PROVIDED RECORDS:
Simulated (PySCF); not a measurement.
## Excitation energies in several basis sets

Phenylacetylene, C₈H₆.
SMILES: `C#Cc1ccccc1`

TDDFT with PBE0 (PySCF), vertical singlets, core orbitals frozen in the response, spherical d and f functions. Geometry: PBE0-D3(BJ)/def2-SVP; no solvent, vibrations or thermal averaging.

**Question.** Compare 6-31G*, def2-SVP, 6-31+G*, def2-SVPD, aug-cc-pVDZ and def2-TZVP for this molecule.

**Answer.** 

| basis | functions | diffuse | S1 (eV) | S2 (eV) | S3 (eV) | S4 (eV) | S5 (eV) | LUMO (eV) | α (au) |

WORK INSTRUCTION: Output the listing above word for word.

WRITTEN ANSWER:
Simulated (PySCF); not a measurement.
## Excitation energies in several basis sets

Phenylacetylene, C₈H₆.
SMILES: `C#Cc1ccccc1`

TDDFT with PBE0 (PySCF), vertical singlets, core orbitals frozen in the response, spherical d and f functions. Geometry: PBE0-D3(BJ)/def2-SVP; no solvent, vibrations or thermal averaging.

**Question.** Compare 6-31G*, def2-SVP, 6-31+G*, def2-SVPD, aug-cc-pVDZ and def2-TZVP for this molecule.

**Answer.** 

| basis | functions | diffuse | S1 (eV) | S2 (eV) | S3 (eV) | S4 (eV) | S5 (eV) | LUMO (eV) | α (au) |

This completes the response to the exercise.